Assignment |
Take down each entry exactly as written.

Extracted information |

---+---

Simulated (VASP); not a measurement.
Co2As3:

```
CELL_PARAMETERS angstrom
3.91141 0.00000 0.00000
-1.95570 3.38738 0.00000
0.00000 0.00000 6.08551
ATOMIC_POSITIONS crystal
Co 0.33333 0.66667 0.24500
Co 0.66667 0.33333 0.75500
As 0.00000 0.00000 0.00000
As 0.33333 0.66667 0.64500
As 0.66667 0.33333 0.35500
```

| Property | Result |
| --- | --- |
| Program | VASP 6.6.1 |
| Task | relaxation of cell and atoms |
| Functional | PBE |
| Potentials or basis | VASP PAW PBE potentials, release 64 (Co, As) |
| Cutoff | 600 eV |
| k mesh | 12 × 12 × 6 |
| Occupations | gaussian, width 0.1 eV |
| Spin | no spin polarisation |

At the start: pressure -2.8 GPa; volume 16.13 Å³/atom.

---+---

Exercise answer |
Simulated (VASP); not a measurement.
Co2As3:

```
CELL_PARAMETERS angstrom
3.91141 0.00000 0.00000
-1.95570 3.38738 0.00000
0.00000 0.00000 6.08551
ATOMIC_POSITIONS crystal
Co 0.33333 0.66667 0.24500
Co 0.66667 0.33333 0.75500
As 0.00000 0.00000 0.00000
As 0.33333 0.66667 0.64500
As 0.66667 0.33333 0.35500
```

| Property | Result |
| --- | --- |
| Program | VASP 6.6.1 |
| Task | relaxation of cell and atoms |
| Functional | PBE |
| Potentials or basis | VASP PAW PBE potentials, release 64 (Co, As) |
| Cutoff | 600 eV |
| k mesh | 12 × 12 × 6 |
| Occupations | gaussian, width 0.1 eV |
| Spin | no spin polarisation |

At the start: pressure -2.8 GPa; volume 16.13 Å³/atom.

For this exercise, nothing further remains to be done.